Work order:
This exercise calls for an exact copy of the data below.

Exercise data:
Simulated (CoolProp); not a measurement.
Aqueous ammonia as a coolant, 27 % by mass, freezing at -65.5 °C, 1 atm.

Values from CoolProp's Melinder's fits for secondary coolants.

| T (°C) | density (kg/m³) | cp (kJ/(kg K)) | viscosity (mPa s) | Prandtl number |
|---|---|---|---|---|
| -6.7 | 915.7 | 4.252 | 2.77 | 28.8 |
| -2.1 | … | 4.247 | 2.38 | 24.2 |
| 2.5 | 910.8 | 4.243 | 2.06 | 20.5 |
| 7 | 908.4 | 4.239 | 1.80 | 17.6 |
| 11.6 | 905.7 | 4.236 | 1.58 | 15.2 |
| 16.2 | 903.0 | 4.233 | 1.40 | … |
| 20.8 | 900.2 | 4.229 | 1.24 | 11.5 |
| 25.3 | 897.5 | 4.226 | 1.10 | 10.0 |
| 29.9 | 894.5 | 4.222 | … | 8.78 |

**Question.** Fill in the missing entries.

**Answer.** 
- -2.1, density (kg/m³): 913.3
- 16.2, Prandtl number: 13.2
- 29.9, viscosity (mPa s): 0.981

Response area:
Simulated (CoolProp); not a measurement.
Aqueous ammonia as a coolant, 27 % by mass, freezing at -65.5 °C, 1 atm.

Values from CoolProp's Melinder's fits for secondary coolants.

| T (°C) | density (kg/m³) | cp (kJ/(kg K)) | viscosity (mPa s) | Prandtl number |
|---|---|---|---|---|
| -6.7 | 915.7 | 4.252 | 2.77 | 28.8 |
| -2.1 | … | 4.247 | 2.38 | 24.2 |
| 2.5 | 910.8 | 4.243 | 2.06 | 20.5 |
| 7 | 908.4 | 4.239 | 1.80 | 17.6 |
| 11.6 | 905.7 | 4.236 | 1.58 | 15.2 |
| 16.2 | 903.0 | 4.233 | 1.40 | … |
| 20.8 | 900.2 | 4.229 | 1.24 | 11.5 |
| 25.3 | 897.5 | 4.226 | 1.10 | 10.0 |
| 29.9 | 894.5 | 4.222 | … | 8.78 |

**Question.** Fill in the missing entries.

**Answer.** 
- -2.1, density (kg/m³): 913.3
- 16.2, Prandtl number: 13.2
- 29.9, viscosity (mPa s): 0.981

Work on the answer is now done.